## EXERCISE
Retype each line of the listing. Do not alter anything.

-- Opening Marker --

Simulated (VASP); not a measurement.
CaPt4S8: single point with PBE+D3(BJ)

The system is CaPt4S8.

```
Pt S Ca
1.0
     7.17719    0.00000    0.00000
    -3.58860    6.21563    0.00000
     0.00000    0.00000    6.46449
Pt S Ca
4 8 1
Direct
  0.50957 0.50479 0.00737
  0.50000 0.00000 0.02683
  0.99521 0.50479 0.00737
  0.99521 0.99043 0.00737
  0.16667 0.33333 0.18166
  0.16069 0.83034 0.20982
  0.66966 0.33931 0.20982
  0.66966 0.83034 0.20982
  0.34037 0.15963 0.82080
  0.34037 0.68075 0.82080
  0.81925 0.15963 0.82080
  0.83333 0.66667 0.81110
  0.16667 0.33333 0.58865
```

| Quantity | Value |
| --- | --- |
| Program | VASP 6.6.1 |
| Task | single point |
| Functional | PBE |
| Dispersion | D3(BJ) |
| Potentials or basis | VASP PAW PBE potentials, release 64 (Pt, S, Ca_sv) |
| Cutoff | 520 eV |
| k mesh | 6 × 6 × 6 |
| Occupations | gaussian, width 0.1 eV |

-- Closing Marker --

## WRITTEN RESPONSE
Simulated (VASP); not a measurement.
CaPt4S8: single point with PBE+D3(BJ)

The system is CaPt4S8.

```
Pt S Ca
1.0
     7.17719    0.00000    0.00000
    -3.58860    6.21563    0.00000
     0.00000    0.00000    6.46449
Pt S Ca
4 8 1
Direct
  0.50957 0.50479 0.00737
  0.50000 0.00000 0.02683
  0.99521 0.50479 0.00737
  0.99521 0.99043 0.00737
  0.16667 0.33333 0.18166
  0.16069 0.83034 0.20982
  0.66966 0.33931 0.20982
  0.66966 0.83034 0.20982
  0.34037 0.15963 0.82080
  0.34037 0.68075 0.82080
  0.81925 0.15963 0.82080
  0.83333 0.66667 0.81110
  0.16667 0.33333 0.58865
```

| Quantity | Value |
| --- | --- |
| Program | VASP 6.6.1 |
| Task | single point |
| Functional | PBE |
| Dispersion | D3(BJ) |
| Potentials or basis | VASP PAW PBE potentials, release 64 (Pt, S, Ca_sv) |
| Cutoff | 520 eV |
| k mesh | 6 × 6 × 6 |
| Occupations | gaussian, width 0.1 eV |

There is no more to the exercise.